======== DATA EXCERPTS
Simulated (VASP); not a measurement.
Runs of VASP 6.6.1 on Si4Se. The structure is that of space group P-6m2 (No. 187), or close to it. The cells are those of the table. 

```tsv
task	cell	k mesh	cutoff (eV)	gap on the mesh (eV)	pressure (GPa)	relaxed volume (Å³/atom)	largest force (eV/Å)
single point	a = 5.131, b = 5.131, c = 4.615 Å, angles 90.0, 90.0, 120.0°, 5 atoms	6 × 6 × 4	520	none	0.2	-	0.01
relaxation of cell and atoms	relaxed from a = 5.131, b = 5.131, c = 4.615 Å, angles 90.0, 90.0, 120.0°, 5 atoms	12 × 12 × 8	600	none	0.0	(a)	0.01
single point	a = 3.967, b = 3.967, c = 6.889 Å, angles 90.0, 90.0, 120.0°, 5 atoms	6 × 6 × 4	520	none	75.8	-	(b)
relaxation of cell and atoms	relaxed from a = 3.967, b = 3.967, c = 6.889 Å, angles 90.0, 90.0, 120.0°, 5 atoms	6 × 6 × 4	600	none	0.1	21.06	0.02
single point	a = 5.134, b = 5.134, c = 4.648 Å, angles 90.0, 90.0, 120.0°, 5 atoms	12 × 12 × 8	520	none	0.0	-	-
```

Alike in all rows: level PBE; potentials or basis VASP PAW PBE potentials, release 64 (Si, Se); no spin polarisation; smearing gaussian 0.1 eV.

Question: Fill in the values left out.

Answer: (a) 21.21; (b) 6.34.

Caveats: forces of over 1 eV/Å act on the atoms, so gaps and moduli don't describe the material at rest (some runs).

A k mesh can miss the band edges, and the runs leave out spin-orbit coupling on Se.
================

_BRIEF_
In the entries above, the lines from the one bearing "Question: Fill in the values left out." up to and including the one bearing "Caveats: forces of" should be transcribed exactly; no other line is wanted.

_WRITTEN RESPONSE_
Question: Fill in the values left out.

Answer: (a) 21.21; (b) 6.34.

Caveats: forces of over 1 eV/Å act on the atoms, so gaps and moduli don't describe the material at rest (some runs).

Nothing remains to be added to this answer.